### EXTRACTED DATA
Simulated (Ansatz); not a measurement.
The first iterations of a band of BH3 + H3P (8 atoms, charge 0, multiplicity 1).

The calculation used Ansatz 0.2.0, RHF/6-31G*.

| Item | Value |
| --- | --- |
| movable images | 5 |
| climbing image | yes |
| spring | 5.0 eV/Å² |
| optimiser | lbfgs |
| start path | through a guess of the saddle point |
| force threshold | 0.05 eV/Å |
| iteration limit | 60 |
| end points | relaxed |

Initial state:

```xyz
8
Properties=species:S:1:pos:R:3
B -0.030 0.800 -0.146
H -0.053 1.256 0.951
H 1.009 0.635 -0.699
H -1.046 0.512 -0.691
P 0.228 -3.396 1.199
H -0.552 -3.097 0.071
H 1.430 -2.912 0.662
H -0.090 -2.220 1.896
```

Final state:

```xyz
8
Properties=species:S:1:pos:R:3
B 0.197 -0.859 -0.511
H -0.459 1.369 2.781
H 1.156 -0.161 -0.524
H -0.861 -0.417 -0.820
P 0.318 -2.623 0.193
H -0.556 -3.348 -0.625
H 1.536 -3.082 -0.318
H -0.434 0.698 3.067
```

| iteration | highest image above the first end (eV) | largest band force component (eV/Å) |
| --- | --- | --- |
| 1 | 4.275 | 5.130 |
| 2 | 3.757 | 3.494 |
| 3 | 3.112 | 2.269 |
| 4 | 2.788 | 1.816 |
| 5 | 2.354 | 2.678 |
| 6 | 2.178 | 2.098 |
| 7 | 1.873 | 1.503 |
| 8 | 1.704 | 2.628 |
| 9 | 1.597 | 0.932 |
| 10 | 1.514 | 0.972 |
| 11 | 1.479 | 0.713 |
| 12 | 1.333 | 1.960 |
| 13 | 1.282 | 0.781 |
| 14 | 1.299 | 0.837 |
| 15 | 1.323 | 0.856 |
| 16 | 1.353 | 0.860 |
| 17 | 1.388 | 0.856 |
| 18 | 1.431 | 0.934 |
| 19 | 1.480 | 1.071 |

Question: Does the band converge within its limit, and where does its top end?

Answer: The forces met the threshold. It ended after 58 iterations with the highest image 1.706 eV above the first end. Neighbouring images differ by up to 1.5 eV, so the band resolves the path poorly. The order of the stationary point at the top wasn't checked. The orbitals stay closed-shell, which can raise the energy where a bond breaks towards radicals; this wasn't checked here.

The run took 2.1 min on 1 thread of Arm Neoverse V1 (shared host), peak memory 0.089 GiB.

### BRIEF
Set down, exactly as they appear, the lines above from the first one to the line that holds "Answer: The forces", both included, please, and no others.

### RESPONSE
Simulated (Ansatz); not a measurement.
The first iterations of a band of BH3 + H3P (8 atoms, charge 0, multiplicity 1).

The calculation used Ansatz 0.2.0, RHF/6-31G*.

| Item | Value |
| --- | --- |
| movable images | 5 |
| climbing image | yes |
| spring | 5.0 eV/Å² |
| optimiser | lbfgs |
| start path | through a guess of the saddle point |
| force threshold | 0.05 eV/Å |
| iteration limit | 60 |
| end points | relaxed |

Initial state:

```xyz
8
Properties=species:S:1:pos:R:3
B -0.030 0.800 -0.146
H -0.053 1.256 0.951
H 1.009 0.635 -0.699
H -1.046 0.512 -0.691
P 0.228 -3.396 1.199
H -0.552 -3.097 0.071
H 1.430 -2.912 0.662
H -0.090 -2.220 1.896
```

Final state:

```xyz
8
Properties=species:S:1:pos:R:3
B 0.197 -0.859 -0.511
H -0.459 1.369 2.781
H 1.156 -0.161 -0.524
H -0.861 -0.417 -0.820
P 0.318 -2.623 0.193
H -0.556 -3.348 -0.625
H 1.536 -3.082 -0.318
H -0.434 0.698 3.067
```

| iteration | highest image above the first end (eV) | largest band force component (eV/Å) |
| --- | --- | --- |
| 1 | 4.275 | 5.130 |
| 2 | 3.757 | 3.494 |
| 3 | 3.112 | 2.269 |
| 4 | 2.788 | 1.816 |
| 5 | 2.354 | 2.678 |
| 6 | 2.178 | 2.098 |
| 7 | 1.873 | 1.503 |
| 8 | 1.704 | 2.628 |
| 9 | 1.597 | 0.932 |
| 10 | 1.514 | 0.972 |
| 11 | 1.479 | 0.713 |
| 12 | 1.333 | 1.960 |
| 13 | 1.282 | 0.781 |
| 14 | 1.299 | 0.837 |
| 15 | 1.323 | 0.856 |
| 16 | 1.353 | 0.860 |
| 17 | 1.388 | 0.856 |
| 18 | 1.431 | 0.934 |
| 19 | 1.480 | 1.071 |

Question: Does the band converge within its limit, and where does its top end?

Answer: The forces met the threshold. It ended after 58 iterations with the highest image 1.706 eV above the first end. Neighbouring images differ by up to 1.5 eV, so the band resolves the path poorly. The order of the stationary point at the top wasn't checked. The orbitals stay closed-shell, which can raise the energy where a bond breaks towards radicals; this wasn't checked here.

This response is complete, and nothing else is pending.